BEGIN

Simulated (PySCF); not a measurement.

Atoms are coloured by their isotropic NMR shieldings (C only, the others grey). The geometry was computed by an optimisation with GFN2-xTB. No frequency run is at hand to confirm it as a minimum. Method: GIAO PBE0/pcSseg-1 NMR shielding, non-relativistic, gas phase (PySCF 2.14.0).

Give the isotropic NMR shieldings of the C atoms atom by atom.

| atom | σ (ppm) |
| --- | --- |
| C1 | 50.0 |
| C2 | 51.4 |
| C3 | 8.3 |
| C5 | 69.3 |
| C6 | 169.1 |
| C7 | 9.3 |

END

* [Brief]: Repeat the records exactly, leaving out none of them.

* [Written answer]:
Simulated (PySCF); not a measurement.

Atoms are coloured by their isotropic NMR shieldings (C only, the others grey). The geometry was computed by an optimisation with GFN2-xTB. No frequency run is at hand to confirm it as a minimum. Method: GIAO PBE0/pcSseg-1 NMR shielding, non-relativistic, gas phase (PySCF 2.14.0).

Give the isotropic NMR shieldings of the C atoms atom by atom.

| atom | σ (ppm) |
| --- | --- |
| C1 | 50.0 |
| C2 | 51.4 |
| C3 | 8.3 |
| C5 | 69.3 |
| C6 | 169.1 |
| C7 | 9.3 |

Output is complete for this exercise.